* **Action item**
Below are the records; copy exactly the stretch from the line containing "Wanted: where BaTiO3" through the line containing "It takes space", both ends included, and nothing else.

* **Extracted records**
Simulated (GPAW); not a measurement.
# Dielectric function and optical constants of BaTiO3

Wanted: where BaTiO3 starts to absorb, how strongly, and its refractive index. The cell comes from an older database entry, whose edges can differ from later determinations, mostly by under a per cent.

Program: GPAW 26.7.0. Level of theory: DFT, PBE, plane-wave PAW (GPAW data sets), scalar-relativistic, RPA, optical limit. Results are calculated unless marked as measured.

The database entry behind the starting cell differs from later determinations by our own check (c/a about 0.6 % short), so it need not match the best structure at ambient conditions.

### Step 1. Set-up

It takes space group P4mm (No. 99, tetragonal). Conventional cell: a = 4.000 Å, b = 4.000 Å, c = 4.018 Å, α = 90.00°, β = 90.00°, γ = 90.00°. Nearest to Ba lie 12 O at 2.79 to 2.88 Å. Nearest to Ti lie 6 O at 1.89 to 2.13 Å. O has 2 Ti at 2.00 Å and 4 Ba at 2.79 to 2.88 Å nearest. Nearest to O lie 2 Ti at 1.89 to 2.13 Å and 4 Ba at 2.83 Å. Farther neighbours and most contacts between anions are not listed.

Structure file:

* **Exercise response**
Wanted: where BaTiO3 starts to absorb, how strongly, and its refractive index. The cell comes from an older database entry, whose edges can differ from later determinations, mostly by under a per cent.

Program: GPAW 26.7.0. Level of theory: DFT, PBE, plane-wave PAW (GPAW data sets), scalar-relativistic, RPA, optical limit. Results are calculated unless marked as measured.

The database entry behind the starting cell differs from later determinations by our own check (c/a about 0.6 % short), so it need not match the best structure at ambient conditions.

### Step 1. Set-up

It takes space group P4mm (No. 99, tetragonal). Conventional cell: a = 4.000 Å, b = 4.000 Å, c = 4.018 Å, α = 90.00°, β = 90.00°, γ = 90.00°. Nearest to Ba lie 12 O at 2.79 to 2.88 Å. Nearest to Ti lie 6 O at 1.89 to 2.13 Å. O has 2 Ti at 2.00 Å and 4 Ba at 2.79 to 2.88 Å nearest. Nearest to O lie 2 Ti at 1.89 to 2.13 Å and 4 Ba at 2.83 Å. Farther neighbours and most contacts between anions are not listed.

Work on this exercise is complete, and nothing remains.